• Information provided
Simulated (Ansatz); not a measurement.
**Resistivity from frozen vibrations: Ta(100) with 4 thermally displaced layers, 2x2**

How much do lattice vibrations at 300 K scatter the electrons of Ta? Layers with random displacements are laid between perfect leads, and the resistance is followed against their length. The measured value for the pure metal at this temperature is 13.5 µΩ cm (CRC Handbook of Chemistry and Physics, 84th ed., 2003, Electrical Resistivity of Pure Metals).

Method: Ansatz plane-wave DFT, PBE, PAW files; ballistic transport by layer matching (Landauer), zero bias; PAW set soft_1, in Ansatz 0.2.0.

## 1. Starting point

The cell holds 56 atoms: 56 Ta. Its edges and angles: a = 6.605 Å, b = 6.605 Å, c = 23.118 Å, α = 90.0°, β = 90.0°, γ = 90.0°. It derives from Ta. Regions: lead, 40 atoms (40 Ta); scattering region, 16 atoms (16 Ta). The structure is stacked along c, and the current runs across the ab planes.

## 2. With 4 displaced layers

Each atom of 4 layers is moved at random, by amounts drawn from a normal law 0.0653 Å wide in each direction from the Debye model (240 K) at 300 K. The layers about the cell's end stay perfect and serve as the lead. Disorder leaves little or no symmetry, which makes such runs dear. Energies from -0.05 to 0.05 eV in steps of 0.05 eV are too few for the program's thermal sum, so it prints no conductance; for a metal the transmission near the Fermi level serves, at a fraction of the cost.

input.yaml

• Work item
Copy out the material above in its entirety, exactly.

• Your solution
Simulated (Ansatz); not a measurement.
**Resistivity from frozen vibrations: Ta(100) with 4 thermally displaced layers, 2x2**

How much do lattice vibrations at 300 K scatter the electrons of Ta? Layers with random displacements are laid between perfect leads, and the resistance is followed against their length. The measured value for the pure metal at this temperature is 13.5 µΩ cm (CRC Handbook of Chemistry and Physics, 84th ed., 2003, Electrical Resistivity of Pure Metals).

Method: Ansatz plane-wave DFT, PBE, PAW files; ballistic transport by layer matching (Landauer), zero bias; PAW set soft_1, in Ansatz 0.2.0.

## 1. Starting point

The cell holds 56 atoms: 56 Ta. Its edges and angles: a = 6.605 Å, b = 6.605 Å, c = 23.118 Å, α = 90.0°, β = 90.0°, γ = 90.0°. It derives from Ta. Regions: lead, 40 atoms (40 Ta); scattering region, 16 atoms (16 Ta). The structure is stacked along c, and the current runs across the ab planes.

## 2. With 4 displaced layers

Each atom of 4 layers is moved at random, by amounts drawn from a normal law 0.0653 Å wide in each direction from the Debye model (240 K) at 300 K. The layers about the cell's end stay perfect and serve as the lead. Disorder leaves little or no symmetry, which makes such runs dear. Energies from -0.05 to 0.05 eV in steps of 0.05 eV are too few for the program's thermal sum, so it prints no conductance; for a metal the transmission near the Fermi level serves, at a fraction of the cost.

input.yaml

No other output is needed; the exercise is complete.